[Exercise] Every entry, from the first line to the last, should be output exactly.

[Information]
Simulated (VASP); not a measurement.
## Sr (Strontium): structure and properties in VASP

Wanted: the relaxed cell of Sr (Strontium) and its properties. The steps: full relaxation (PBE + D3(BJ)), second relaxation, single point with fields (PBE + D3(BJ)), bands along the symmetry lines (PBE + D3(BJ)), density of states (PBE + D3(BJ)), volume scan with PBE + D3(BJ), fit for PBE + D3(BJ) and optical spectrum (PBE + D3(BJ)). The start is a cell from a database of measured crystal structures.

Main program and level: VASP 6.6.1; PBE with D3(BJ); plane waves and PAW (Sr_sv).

[Written answer]
Simulated (VASP); not a measurement.
## Sr (Strontium): structure and properties in VASP

Wanted: the relaxed cell of Sr (Strontium) and its properties. The steps: full relaxation (PBE + D3(BJ)), second relaxation, single point with fields (PBE + D3(BJ)), bands along the symmetry lines (PBE + D3(BJ)), density of states (PBE + D3(BJ)), volume scan with PBE + D3(BJ), fit for PBE + D3(BJ) and optical spectrum (PBE + D3(BJ)). The start is a cell from a database of measured crystal structures.

Main program and level: VASP 6.6.1; PBE with D3(BJ); plane waves and PAW (Sr_sv).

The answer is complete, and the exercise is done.